- Work request -
Exactly as they appear below, repeat the lines from the one with "One calculation of VH2, two programs" through the one with "Change from the", and no others.

- Stored data -
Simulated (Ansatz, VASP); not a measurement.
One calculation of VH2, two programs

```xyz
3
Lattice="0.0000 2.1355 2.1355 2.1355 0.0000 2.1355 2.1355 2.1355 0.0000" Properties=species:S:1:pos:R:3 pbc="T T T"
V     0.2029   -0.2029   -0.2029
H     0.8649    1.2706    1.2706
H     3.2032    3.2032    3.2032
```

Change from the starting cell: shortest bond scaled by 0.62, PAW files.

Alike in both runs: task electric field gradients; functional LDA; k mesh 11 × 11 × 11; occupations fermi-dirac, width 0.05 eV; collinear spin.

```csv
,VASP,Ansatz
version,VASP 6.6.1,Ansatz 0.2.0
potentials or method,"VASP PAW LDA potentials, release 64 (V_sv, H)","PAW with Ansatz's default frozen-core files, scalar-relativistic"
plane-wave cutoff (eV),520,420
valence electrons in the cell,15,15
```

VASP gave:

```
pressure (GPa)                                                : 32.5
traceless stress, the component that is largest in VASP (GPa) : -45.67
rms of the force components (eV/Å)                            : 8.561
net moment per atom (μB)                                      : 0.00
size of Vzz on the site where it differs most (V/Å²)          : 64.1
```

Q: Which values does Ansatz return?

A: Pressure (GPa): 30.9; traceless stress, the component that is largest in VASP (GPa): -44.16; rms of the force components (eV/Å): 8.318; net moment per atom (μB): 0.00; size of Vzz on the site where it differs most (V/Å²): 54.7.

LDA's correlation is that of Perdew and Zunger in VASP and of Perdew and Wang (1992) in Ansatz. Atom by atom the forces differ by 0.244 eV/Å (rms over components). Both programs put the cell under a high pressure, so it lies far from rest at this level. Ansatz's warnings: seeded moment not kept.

- Your response -
One calculation of VH2, two programs

```xyz
3
Lattice="0.0000 2.1355 2.1355 2.1355 0.0000 2.1355 2.1355 2.1355 0.0000" Properties=species:S:1:pos:R:3 pbc="T T T"
V     0.2029   -0.2029   -0.2029
H     0.8649    1.2706    1.2706
H     3.2032    3.2032    3.2032
```

Change from the starting cell: shortest bond scaled by 0.62, PAW files.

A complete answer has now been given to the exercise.